--- ASSIGNMENT ---
Copy each entry below exactly as it appears.

====================

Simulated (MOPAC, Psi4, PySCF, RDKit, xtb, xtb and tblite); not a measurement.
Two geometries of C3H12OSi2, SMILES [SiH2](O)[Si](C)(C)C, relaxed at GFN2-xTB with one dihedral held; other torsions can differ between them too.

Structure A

====================

--- ANSWER BOX ---
Simulated (MOPAC, Psi4, PySCF, RDKit, xtb, xtb and tblite); not a measurement.
Two geometries of C3H12OSi2, SMILES [SiH2](O)[Si](C)(C)C, relaxed at GFN2-xTB with one dihedral held; other torsions can differ between them too.

Structure A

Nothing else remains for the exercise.